**Task item**
Copy, exactly and without additions, every line in the records below from the one holding "Result: The CCSD" through the one holding "A first-order spin-orbit", both ends included.

START Material provided
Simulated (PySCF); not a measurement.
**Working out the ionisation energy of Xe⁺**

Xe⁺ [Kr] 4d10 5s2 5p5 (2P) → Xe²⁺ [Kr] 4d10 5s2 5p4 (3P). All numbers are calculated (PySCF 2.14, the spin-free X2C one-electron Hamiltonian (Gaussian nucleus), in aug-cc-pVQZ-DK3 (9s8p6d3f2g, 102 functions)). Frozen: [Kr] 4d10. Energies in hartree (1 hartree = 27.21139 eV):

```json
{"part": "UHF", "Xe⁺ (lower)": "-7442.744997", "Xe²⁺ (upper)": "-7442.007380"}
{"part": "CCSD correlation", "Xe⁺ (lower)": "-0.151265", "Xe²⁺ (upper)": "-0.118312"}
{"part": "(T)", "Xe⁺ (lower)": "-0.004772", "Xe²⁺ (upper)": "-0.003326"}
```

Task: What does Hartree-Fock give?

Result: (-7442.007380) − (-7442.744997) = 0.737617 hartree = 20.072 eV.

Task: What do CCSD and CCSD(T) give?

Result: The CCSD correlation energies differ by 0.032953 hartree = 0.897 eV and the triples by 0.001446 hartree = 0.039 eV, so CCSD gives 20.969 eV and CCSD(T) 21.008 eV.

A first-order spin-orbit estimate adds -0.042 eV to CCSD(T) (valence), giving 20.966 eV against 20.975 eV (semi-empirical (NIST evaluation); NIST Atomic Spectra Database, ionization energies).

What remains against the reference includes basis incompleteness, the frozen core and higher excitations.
END Material provided

**Task output**
Result: The CCSD correlation energies differ by 0.032953 hartree = 0.897 eV and the triples by 0.001446 hartree = 0.039 eV, so CCSD gives 20.969 eV and CCSD(T) 21.008 eV.

A first-order spin-orbit estimate adds -0.042 eV to CCSD(T) (valence), giving 20.966 eV against 20.975 eV (semi-empirical (NIST evaluation); NIST Atomic Spectra Database, ionization energies).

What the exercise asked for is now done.